┄┄┄┄┄┄┄┄┄┄┄┄┄┄┄┄┄┄┄┄

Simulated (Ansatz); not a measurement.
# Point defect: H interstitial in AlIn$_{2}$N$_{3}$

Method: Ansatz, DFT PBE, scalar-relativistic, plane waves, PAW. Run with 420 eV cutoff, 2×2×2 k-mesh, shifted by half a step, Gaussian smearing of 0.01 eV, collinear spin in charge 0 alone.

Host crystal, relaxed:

┄┄┄┄┄┄┄┄┄┄┄┄┄┄┄┄┄┄┄┄

Work instruction => Each record should come back exactly as written.

Task result =>
Simulated (Ansatz); not a measurement.
# Point defect: H interstitial in AlIn$_{2}$N$_{3}$

Method: Ansatz, DFT PBE, scalar-relativistic, plane waves, PAW. Run with 420 eV cutoff, 2×2×2 k-mesh, shifted by half a step, Gaussian smearing of 0.01 eV, collinear spin in charge 0 alone.

Host crystal, relaxed:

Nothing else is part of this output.